═════ Input data ═════

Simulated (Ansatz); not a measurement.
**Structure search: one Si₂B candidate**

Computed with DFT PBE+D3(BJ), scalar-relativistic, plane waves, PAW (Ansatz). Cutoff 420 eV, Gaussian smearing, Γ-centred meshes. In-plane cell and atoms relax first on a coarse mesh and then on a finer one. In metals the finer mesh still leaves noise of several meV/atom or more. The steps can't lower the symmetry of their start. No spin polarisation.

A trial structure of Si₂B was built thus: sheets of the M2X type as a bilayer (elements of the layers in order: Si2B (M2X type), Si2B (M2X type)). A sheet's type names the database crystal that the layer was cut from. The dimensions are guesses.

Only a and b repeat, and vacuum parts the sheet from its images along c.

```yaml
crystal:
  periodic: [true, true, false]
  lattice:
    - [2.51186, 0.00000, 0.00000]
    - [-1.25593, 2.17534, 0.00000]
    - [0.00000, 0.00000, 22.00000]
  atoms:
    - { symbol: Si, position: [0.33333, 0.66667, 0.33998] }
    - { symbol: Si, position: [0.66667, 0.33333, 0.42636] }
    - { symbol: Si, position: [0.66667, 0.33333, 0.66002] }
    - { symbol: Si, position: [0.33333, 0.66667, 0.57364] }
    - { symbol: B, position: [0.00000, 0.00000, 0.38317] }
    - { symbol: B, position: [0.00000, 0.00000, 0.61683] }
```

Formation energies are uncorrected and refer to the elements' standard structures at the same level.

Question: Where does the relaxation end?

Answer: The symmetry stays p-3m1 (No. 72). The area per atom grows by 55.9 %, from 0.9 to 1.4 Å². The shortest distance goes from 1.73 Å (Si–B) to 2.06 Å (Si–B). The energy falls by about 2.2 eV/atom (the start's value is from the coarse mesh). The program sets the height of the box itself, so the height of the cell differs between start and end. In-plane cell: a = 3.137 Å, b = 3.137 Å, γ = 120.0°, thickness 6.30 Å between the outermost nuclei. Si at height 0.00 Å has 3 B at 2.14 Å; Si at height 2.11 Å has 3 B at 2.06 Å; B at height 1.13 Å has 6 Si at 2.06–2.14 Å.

═════

→ **Work item**: Please print the records above exactly from their first line. End with the line containing "Question: Where does the relaxation end?", and include it.

→ **Exercise answer**:
Simulated (Ansatz); not a measurement.
**Structure search: one Si₂B candidate**

Computed with DFT PBE+D3(BJ), scalar-relativistic, plane waves, PAW (Ansatz). Cutoff 420 eV, Gaussian smearing, Γ-centred meshes. In-plane cell and atoms relax first on a coarse mesh and then on a finer one. In metals the finer mesh still leaves noise of several meV/atom or more. The steps can't lower the symmetry of their start. No spin polarisation.

A trial structure of Si₂B was built thus: sheets of the M2X type as a bilayer (elements of the layers in order: Si2B (M2X type), Si2B (M2X type)). A sheet's type names the database crystal that the layer was cut from. The dimensions are guesses.

Only a and b repeat, and vacuum parts the sheet from its images along c.

```yaml
crystal:
  periodic: [true, true, false]
  lattice:
    - [2.51186, 0.00000, 0.00000]
    - [-1.25593, 2.17534, 0.00000]
    - [0.00000, 0.00000, 22.00000]
  atoms:
    - { symbol: Si, position: [0.33333, 0.66667, 0.33998] }
    - { symbol: Si, position: [0.66667, 0.33333, 0.42636] }
    - { symbol: Si, position: [0.66667, 0.33333, 0.66002] }
    - { symbol: Si, position: [0.33333, 0.66667, 0.57364] }
    - { symbol: B, position: [0.00000, 0.00000, 0.38317] }
    - { symbol: B, position: [0.00000, 0.00000, 0.61683] }
```

Formation energies are uncorrected and refer to the elements' standard structures at the same level.

Question: Where does the relaxation end?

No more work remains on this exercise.